## Brief
From the first line of the records below through the line containing "43.30 Å³/atom |", copy everything exactly and nothing more.

◇ ◇ ◇ ◇ ◇

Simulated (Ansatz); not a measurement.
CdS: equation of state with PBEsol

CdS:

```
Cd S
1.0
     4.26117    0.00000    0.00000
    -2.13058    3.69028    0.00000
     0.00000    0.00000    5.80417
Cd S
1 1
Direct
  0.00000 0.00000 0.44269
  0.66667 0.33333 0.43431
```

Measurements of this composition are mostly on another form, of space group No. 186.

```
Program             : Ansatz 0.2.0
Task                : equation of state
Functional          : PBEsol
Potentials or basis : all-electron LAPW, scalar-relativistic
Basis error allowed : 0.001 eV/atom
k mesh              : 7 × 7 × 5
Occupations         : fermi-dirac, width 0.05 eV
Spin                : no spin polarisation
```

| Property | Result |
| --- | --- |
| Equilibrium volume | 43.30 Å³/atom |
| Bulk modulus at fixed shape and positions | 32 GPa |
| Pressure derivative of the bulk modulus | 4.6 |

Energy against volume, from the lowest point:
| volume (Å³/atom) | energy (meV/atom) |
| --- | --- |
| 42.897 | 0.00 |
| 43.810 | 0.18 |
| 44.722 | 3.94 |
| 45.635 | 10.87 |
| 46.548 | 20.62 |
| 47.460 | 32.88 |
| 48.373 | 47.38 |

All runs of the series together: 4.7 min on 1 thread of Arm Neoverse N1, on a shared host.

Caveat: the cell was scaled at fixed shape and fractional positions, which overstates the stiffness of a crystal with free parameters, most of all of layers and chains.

◇ ◇ ◇ ◇ ◇

## Exercise result
Simulated (Ansatz); not a measurement.
CdS: equation of state with PBEsol

CdS:

```
Cd S
1.0
     4.26117    0.00000    0.00000
    -2.13058    3.69028    0.00000
     0.00000    0.00000    5.80417
Cd S
1 1
Direct
  0.00000 0.00000 0.44269
  0.66667 0.33333 0.43431
```

Measurements of this composition are mostly on another form, of space group No. 186.

```
Program             : Ansatz 0.2.0
Task                : equation of state
Functional          : PBEsol
Potentials or basis : all-electron LAPW, scalar-relativistic
Basis error allowed : 0.001 eV/atom
k mesh              : 7 × 7 × 5
Occupations         : fermi-dirac, width 0.05 eV
Spin                : no spin polarisation
```

| Property | Result |
| --- | --- |
| Equilibrium volume | 43.30 Å³/atom |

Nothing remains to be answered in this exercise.